## Requirement
Print the first line of the material below and each line after it, exactly as written, ending with the line that contains "Problem. How long".

## Exercise data
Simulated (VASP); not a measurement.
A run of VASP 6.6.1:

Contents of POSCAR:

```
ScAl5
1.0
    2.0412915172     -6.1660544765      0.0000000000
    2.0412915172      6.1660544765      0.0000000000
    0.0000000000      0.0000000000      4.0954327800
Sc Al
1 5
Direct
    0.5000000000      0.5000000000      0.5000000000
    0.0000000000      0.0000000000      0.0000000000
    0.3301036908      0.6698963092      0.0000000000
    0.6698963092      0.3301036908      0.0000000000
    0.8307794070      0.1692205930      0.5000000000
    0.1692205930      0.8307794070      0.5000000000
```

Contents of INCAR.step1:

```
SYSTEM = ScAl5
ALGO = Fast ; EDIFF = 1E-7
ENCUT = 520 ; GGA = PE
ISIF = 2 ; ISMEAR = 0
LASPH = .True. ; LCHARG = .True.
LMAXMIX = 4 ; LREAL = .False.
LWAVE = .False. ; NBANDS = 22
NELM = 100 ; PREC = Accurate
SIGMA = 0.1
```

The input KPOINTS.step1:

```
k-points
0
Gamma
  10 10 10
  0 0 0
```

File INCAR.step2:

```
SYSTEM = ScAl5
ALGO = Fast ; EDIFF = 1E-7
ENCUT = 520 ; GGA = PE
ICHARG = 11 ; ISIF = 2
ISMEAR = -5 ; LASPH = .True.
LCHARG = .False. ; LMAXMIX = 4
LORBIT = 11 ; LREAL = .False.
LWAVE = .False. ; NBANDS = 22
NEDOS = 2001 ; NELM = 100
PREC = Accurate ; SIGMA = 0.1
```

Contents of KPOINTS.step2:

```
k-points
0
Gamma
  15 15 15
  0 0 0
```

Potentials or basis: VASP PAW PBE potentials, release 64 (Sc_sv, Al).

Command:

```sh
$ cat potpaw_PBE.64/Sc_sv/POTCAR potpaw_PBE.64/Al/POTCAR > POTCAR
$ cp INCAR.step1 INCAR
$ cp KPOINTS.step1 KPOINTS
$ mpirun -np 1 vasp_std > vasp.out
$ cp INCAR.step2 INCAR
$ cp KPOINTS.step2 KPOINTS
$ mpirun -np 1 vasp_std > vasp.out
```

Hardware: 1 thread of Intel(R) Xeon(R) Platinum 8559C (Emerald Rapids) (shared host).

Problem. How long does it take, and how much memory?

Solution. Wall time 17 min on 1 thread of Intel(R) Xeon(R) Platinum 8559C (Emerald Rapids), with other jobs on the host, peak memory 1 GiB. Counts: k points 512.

## Task solution
Simulated (VASP); not a measurement.
A run of VASP 6.6.1:

Contents of POSCAR:

```
ScAl5
1.0
    2.0412915172     -6.1660544765      0.0000000000
    2.0412915172      6.1660544765      0.0000000000
    0.0000000000      0.0000000000      4.0954327800
Sc Al
1 5
Direct
    0.5000000000      0.5000000000      0.5000000000
    0.0000000000      0.0000000000      0.0000000000
    0.3301036908      0.6698963092      0.0000000000
    0.6698963092      0.3301036908      0.0000000000
    0.8307794070      0.1692205930      0.5000000000
    0.1692205930      0.8307794070      0.5000000000
```

Contents of INCAR.step1:

```
SYSTEM = ScAl5
ALGO = Fast ; EDIFF = 1E-7
ENCUT = 520 ; GGA = PE
ISIF = 2 ; ISMEAR = 0
LASPH = .True. ; LCHARG = .True.
LMAXMIX = 4 ; LREAL = .False.
LWAVE = .False. ; NBANDS = 22
NELM = 100 ; PREC = Accurate
SIGMA = 0.1
```

The input KPOINTS.step1:

```
k-points
0
Gamma
  10 10 10
  0 0 0
```

File INCAR.step2:

```
SYSTEM = ScAl5
ALGO = Fast ; EDIFF = 1E-7
ENCUT = 520 ; GGA = PE
ICHARG = 11 ; ISIF = 2
ISMEAR = -5 ; LASPH = .True.
LCHARG = .False. ; LMAXMIX = 4
LORBIT = 11 ; LREAL = .False.
LWAVE = .False. ; NBANDS = 22
NEDOS = 2001 ; NELM = 100
PREC = Accurate ; SIGMA = 0.1
```

Contents of KPOINTS.step2:

```
k-points
0
Gamma
  15 15 15
  0 0 0
```

Potentials or basis: VASP PAW PBE potentials, release 64 (Sc_sv, Al).

Command:

```sh
$ cat potpaw_PBE.64/Sc_sv/POTCAR potpaw_PBE.64/Al/POTCAR > POTCAR
$ cp INCAR.step1 INCAR
$ cp KPOINTS.step1 KPOINTS
$ mpirun -np 1 vasp_std > vasp.out
$ cp INCAR.step2 INCAR
$ cp KPOINTS.step2 KPOINTS
$ mpirun -np 1 vasp_std > vasp.out
```

Hardware: 1 thread of Intel(R) Xeon(R) Platinum 8559C (Emerald Rapids) (shared host).

Problem. How long does it take, and how much memory?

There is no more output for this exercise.